____ Entries supplied
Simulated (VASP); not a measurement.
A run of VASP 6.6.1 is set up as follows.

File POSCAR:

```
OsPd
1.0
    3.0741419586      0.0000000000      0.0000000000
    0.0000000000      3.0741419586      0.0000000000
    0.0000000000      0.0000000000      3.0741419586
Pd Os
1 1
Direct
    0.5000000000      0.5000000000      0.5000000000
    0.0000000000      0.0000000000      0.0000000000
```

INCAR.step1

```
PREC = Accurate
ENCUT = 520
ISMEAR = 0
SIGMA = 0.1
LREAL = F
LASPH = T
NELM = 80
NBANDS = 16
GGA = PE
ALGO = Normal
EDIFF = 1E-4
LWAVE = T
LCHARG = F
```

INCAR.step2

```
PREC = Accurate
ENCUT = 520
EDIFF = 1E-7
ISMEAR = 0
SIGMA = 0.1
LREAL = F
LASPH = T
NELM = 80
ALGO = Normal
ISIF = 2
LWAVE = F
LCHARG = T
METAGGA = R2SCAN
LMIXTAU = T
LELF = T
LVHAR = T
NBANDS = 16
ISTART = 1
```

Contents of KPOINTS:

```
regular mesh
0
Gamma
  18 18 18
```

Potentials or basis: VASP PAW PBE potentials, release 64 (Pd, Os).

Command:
________

(Assigned task):
Could the entries above be output once more, exactly as they are?

(Exercise output):
Simulated (VASP); not a measurement.
A run of VASP 6.6.1 is set up as follows.

File POSCAR:

```
OsPd
1.0
    3.0741419586      0.0000000000      0.0000000000
    0.0000000000      3.0741419586      0.0000000000
    0.0000000000      0.0000000000      3.0741419586
Pd Os
1 1
Direct
    0.5000000000      0.5000000000      0.5000000000
    0.0000000000      0.0000000000      0.0000000000
```

INCAR.step1

```
PREC = Accurate
ENCUT = 520
ISMEAR = 0
SIGMA = 0.1
LREAL = F
LASPH = T
NELM = 80
NBANDS = 16
GGA = PE
ALGO = Normal
EDIFF = 1E-4
LWAVE = T
LCHARG = F
```

INCAR.step2

```
PREC = Accurate
ENCUT = 520
EDIFF = 1E-7
ISMEAR = 0
SIGMA = 0.1
LREAL = F
LASPH = T
NELM = 80
ALGO = Normal
ISIF = 2
LWAVE = F
LCHARG = T
METAGGA = R2SCAN
LMIXTAU = T
LELF = T
LVHAR = T
NBANDS = 16
ISTART = 1
```

Contents of KPOINTS:

```
regular mesh
0
Gamma
  18 18 18
```

Potentials or basis: VASP PAW PBE potentials, release 64 (Pd, Os).

Command:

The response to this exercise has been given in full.